* _Available data_:
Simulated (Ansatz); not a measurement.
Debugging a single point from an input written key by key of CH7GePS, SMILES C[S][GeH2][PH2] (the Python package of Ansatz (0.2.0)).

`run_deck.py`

* _Action item_: Starting with the first line of the entries and ending with the line that has "Debugging a single", copy each line exactly and add nothing.

* _Written solution_:
Simulated (Ansatz); not a measurement.
Debugging a single point from an input written key by key of CH7GePS, SMILES C[S][GeH2][PH2] (the Python package of Ansatz (0.2.0)).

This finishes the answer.